### Work task
Each entry in the material below should be copied without any alteration.

- Opening Delimiter -

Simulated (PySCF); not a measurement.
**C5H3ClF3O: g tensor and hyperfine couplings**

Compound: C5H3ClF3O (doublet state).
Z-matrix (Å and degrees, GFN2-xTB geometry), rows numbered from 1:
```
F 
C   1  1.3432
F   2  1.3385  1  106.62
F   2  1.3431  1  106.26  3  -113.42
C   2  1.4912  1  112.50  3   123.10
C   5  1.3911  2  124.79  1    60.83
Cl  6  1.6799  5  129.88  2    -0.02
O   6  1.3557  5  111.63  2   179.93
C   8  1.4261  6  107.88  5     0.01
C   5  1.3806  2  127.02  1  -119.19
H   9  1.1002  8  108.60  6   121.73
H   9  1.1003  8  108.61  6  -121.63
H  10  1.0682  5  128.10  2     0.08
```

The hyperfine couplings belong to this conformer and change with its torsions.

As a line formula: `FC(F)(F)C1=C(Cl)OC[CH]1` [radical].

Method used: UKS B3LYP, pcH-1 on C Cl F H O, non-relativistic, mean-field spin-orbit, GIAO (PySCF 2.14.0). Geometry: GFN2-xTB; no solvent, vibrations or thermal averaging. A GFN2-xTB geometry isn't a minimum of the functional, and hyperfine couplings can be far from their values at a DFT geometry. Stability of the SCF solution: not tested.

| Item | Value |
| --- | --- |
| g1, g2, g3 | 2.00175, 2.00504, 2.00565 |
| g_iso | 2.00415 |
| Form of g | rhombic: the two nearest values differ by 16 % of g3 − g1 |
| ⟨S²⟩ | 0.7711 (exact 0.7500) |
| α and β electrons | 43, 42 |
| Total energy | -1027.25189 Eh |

- Closing Delimiter -

### Exercise output
Simulated (PySCF); not a measurement.
**C5H3ClF3O: g tensor and hyperfine couplings**

Compound: C5H3ClF3O (doublet state).
Z-matrix (Å and degrees, GFN2-xTB geometry), rows numbered from 1:
```
F 
C   1  1.3432
F   2  1.3385  1  106.62
F   2  1.3431  1  106.26  3  -113.42
C   2  1.4912  1  112.50  3   123.10
C   5  1.3911  2  124.79  1    60.83
Cl  6  1.6799  5  129.88  2    -0.02
O   6  1.3557  5  111.63  2   179.93
C   8  1.4261  6  107.88  5     0.01
C   5  1.3806  2  127.02  1  -119.19
H   9  1.1002  8  108.60  6   121.73
H   9  1.1003  8  108.61  6  -121.63
H  10  1.0682  5  128.10  2     0.08
```

The hyperfine couplings belong to this conformer and change with its torsions.

As a line formula: `FC(F)(F)C1=C(Cl)OC[CH]1` [radical].

Method used: UKS B3LYP, pcH-1 on C Cl F H O, non-relativistic, mean-field spin-orbit, GIAO (PySCF 2.14.0). Geometry: GFN2-xTB; no solvent, vibrations or thermal averaging. A GFN2-xTB geometry isn't a minimum of the functional, and hyperfine couplings can be far from their values at a DFT geometry. Stability of the SCF solution: not tested.

| Item | Value |
| --- | --- |
| g1, g2, g3 | 2.00175, 2.00504, 2.00565 |
| g_iso | 2.00415 |
| Form of g | rhombic: the two nearest values differ by 16 % of g3 − g1 |
| ⟨S²⟩ | 0.7711 (exact 0.7500) |
| α and β electrons | 43, 42 |
| Total energy | -1027.25189 Eh |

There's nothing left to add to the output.